Work order: Extract from the entries below, exactly as given, only the lines from the line containing "[Kr] 4d2 5p1**" to the line containing "[Kr] 4d3 5p1**", both lines included.

--------------------------------------------------

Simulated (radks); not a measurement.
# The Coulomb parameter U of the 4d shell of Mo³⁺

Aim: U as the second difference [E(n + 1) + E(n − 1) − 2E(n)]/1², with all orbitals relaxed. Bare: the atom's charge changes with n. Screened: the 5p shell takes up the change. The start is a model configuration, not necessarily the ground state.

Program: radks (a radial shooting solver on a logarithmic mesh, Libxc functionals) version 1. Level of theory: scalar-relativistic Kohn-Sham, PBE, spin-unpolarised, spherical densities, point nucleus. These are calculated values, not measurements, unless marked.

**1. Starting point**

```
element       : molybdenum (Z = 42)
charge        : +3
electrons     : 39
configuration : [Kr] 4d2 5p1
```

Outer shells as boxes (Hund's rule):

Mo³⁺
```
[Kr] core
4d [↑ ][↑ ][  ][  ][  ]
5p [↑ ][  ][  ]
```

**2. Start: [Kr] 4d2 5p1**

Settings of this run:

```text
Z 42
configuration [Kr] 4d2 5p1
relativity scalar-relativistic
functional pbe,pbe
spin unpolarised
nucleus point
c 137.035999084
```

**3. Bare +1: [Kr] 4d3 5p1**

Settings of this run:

--------------------------------------------------

Task response:
**2. Start: [Kr] 4d2 5p1**

Settings of this run:

```text
Z 42
configuration [Kr] 4d2 5p1
relativity scalar-relativistic
functional pbe,pbe
spin unpolarised
nucleus point
c 137.035999084
```

**3. Bare +1: [Kr] 4d3 5p1**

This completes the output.